- _Data extract_:
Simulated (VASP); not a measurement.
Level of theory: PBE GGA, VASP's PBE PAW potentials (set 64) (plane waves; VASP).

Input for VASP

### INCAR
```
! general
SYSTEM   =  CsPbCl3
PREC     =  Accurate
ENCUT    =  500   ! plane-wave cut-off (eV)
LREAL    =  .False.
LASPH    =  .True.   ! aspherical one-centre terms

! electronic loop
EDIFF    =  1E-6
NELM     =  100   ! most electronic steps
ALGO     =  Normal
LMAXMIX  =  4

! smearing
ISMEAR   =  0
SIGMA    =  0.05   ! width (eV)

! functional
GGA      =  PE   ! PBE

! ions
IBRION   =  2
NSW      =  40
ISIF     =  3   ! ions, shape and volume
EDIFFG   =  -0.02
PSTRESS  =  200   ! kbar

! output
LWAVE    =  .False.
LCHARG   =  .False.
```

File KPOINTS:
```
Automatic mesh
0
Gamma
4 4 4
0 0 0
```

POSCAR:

- _Exercise_:
Taking the listing above, write all of it out exactly.

- _Task answer_:
Simulated (VASP); not a measurement.
Level of theory: PBE GGA, VASP's PBE PAW potentials (set 64) (plane waves; VASP).

Input for VASP

### INCAR
```
! general
SYSTEM   =  CsPbCl3
PREC     =  Accurate
ENCUT    =  500   ! plane-wave cut-off (eV)
LREAL    =  .False.
LASPH    =  .True.   ! aspherical one-centre terms

! electronic loop
EDIFF    =  1E-6
NELM     =  100   ! most electronic steps
ALGO     =  Normal
LMAXMIX  =  4

! smearing
ISMEAR   =  0
SIGMA    =  0.05   ! width (eV)

! functional
GGA      =  PE   ! PBE

! ions
IBRION   =  2
NSW      =  40
ISIF     =  3   ! ions, shape and volume
EDIFFG   =  -0.02
PSTRESS  =  200   ! kbar

! output
LWAVE    =  .False.
LCHARG   =  .False.
```

File KPOINTS:
```
Automatic mesh
0
Gamma
4 4 4
0 0 0
```

POSCAR:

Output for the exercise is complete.